Work instruction:
Locate the line that contains "Geometry of the" in the entries below, then repeat it and every following line through the line that contains "Figure 1. The", exactly, and no others.

○ ○ ○
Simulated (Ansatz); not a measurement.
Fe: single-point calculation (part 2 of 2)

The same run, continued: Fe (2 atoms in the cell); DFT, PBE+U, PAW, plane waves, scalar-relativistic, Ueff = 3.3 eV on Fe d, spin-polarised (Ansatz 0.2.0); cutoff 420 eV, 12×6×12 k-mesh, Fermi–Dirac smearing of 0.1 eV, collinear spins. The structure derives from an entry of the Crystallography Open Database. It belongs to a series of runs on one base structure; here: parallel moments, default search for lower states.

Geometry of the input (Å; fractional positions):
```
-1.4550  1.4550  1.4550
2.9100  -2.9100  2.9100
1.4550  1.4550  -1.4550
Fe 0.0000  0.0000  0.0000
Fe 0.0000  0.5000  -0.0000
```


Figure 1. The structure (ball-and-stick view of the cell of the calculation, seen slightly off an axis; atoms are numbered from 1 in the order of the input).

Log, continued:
○ ○ ○

Response area:
Geometry of the input (Å; fractional positions):
```
-1.4550  1.4550  1.4550
2.9100  -2.9100  2.9100
1.4550  1.4550  -1.4550
Fe 0.0000  0.0000  0.0000
Fe 0.0000  0.5000  -0.0000
```


Figure 1. The structure (ball-and-stick view of the cell of the calculation, seen slightly off an axis; atoms are numbered from 1 in the order of the input).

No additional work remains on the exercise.